* _Action item_
Retype every entry below exactly as it stands.

Start of Given data

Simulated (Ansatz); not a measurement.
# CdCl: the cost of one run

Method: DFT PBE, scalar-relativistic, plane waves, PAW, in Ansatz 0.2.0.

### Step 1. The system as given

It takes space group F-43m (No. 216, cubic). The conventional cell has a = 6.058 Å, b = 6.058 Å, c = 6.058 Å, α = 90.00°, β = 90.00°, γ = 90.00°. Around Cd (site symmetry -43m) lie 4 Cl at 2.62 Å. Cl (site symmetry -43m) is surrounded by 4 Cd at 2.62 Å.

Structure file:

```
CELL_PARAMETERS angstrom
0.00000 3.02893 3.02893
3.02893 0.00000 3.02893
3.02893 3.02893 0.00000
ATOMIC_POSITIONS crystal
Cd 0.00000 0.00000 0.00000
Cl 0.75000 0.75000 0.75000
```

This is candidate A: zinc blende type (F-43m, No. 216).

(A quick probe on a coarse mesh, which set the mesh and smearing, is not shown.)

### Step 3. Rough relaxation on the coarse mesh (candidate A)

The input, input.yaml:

End of Given data

* _Result_
Simulated (Ansatz); not a measurement.
# CdCl: the cost of one run

Method: DFT PBE, scalar-relativistic, plane waves, PAW, in Ansatz 0.2.0.

### Step 1. The system as given

It takes space group F-43m (No. 216, cubic). The conventional cell has a = 6.058 Å, b = 6.058 Å, c = 6.058 Å, α = 90.00°, β = 90.00°, γ = 90.00°. Around Cd (site symmetry -43m) lie 4 Cl at 2.62 Å. Cl (site symmetry -43m) is surrounded by 4 Cd at 2.62 Å.

Structure file:

```
CELL_PARAMETERS angstrom
0.00000 3.02893 3.02893
3.02893 0.00000 3.02893
3.02893 3.02893 0.00000
ATOMIC_POSITIONS crystal
Cd 0.00000 0.00000 0.00000
Cl 0.75000 0.75000 0.75000
```

This is candidate A: zinc blende type (F-43m, No. 216).

(A quick probe on a coarse mesh, which set the mesh and smearing, is not shown.)

### Step 3. Rough relaxation on the coarse mesh (candidate A)

The input, input.yaml:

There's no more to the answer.